WORK TASK:
Lines from the beginning of the data through the line containing "Program: Ansatz 0.2.0." are to be copied exactly, with no other line included.

INFORMATION GIVEN below:

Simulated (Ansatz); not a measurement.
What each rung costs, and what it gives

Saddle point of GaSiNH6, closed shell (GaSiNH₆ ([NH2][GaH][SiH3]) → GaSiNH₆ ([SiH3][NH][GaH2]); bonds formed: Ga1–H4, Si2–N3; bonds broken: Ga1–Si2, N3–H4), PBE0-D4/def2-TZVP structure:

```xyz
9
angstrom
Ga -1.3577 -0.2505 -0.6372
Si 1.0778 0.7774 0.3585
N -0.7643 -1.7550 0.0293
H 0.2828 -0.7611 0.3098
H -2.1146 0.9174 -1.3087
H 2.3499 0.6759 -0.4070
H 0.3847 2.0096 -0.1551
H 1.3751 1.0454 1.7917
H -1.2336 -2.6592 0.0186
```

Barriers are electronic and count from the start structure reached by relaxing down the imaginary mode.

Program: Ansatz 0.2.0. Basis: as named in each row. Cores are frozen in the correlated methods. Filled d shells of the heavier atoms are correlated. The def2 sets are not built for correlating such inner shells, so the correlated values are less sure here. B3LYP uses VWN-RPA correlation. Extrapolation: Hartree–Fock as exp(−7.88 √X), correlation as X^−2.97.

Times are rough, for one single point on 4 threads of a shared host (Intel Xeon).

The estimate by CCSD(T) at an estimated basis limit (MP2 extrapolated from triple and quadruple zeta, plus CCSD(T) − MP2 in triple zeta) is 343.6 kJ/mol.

End of INFORMATION GIVEN.

WRITTEN REPLY:
Simulated (Ansatz); not a measurement.
What each rung costs, and what it gives

Saddle point of GaSiNH6, closed shell (GaSiNH₆ ([NH2][GaH][SiH3]) → GaSiNH₆ ([SiH3][NH][GaH2]); bonds formed: Ga1–H4, Si2–N3; bonds broken: Ga1–Si2, N3–H4), PBE0-D4/def2-TZVP structure:

```xyz
9
angstrom
Ga -1.3577 -0.2505 -0.6372
Si 1.0778 0.7774 0.3585
N -0.7643 -1.7550 0.0293
H 0.2828 -0.7611 0.3098
H -2.1146 0.9174 -1.3087
H 2.3499 0.6759 -0.4070
H 0.3847 2.0096 -0.1551
H 1.3751 1.0454 1.7917
H -1.2336 -2.6592 0.0186
```

Barriers are electronic and count from the start structure reached by relaxing down the imaginary mode.

Program: Ansatz 0.2.0. Basis: as named in each row. Cores are frozen in the correlated methods. Filled d shells of the heavier atoms are correlated. The def2 sets are not built for correlating such inner shells, so the correlated values are less sure here. B3LYP uses VWN-RPA correlation. Extrapolation: Hartree–Fock as exp(−7.88 √X), correlation as X^−2.97.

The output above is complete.